Copy out every record below with complete accuracy.

The data Block Start

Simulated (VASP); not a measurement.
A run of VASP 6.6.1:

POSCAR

The data Block End

**Result**.
Simulated (VASP); not a measurement.
A run of VASP 6.6.1:

POSCAR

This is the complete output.